- [Work order]
Reproduce the full listing without a single change.

- [Material provided]
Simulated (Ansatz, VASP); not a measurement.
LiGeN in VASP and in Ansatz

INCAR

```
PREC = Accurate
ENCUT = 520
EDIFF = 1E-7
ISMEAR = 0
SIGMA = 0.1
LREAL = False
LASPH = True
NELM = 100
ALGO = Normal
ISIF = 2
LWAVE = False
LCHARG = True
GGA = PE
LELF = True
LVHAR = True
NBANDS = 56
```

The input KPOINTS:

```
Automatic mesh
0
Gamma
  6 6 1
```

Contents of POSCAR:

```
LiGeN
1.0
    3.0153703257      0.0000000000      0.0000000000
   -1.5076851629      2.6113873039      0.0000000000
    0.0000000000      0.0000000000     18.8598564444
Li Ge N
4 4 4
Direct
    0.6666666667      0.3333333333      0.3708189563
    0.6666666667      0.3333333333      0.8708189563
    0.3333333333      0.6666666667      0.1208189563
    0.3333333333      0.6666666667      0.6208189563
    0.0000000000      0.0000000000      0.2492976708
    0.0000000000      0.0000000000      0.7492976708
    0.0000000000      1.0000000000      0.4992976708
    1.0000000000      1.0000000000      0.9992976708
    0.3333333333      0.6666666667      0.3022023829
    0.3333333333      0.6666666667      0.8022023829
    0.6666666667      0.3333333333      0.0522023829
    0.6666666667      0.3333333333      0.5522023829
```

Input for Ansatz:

- [Answer space]
Simulated (Ansatz, VASP); not a measurement.
LiGeN in VASP and in Ansatz

INCAR

```
PREC = Accurate
ENCUT = 520
EDIFF = 1E-7
ISMEAR = 0
SIGMA = 0.1
LREAL = False
LASPH = True
NELM = 100
ALGO = Normal
ISIF = 2
LWAVE = False
LCHARG = True
GGA = PE
LELF = True
LVHAR = True
NBANDS = 56
```

The input KPOINTS:

```
Automatic mesh
0
Gamma
  6 6 1
```

Contents of POSCAR:

```
LiGeN
1.0
    3.0153703257      0.0000000000      0.0000000000
   -1.5076851629      2.6113873039      0.0000000000
    0.0000000000      0.0000000000     18.8598564444
Li Ge N
4 4 4
Direct
    0.6666666667      0.3333333333      0.3708189563
    0.6666666667      0.3333333333      0.8708189563
    0.3333333333      0.6666666667      0.1208189563
    0.3333333333      0.6666666667      0.6208189563
    0.0000000000      0.0000000000      0.2492976708
    0.0000000000      0.0000000000      0.7492976708
    0.0000000000      1.0000000000      0.4992976708
    1.0000000000      1.0000000000      0.9992976708
    0.3333333333      0.6666666667      0.3022023829
    0.3333333333      0.6666666667      0.8022023829
    0.6666666667      0.3333333333      0.0522023829
    0.6666666667      0.3333333333      0.5522023829
```

Input for Ansatz:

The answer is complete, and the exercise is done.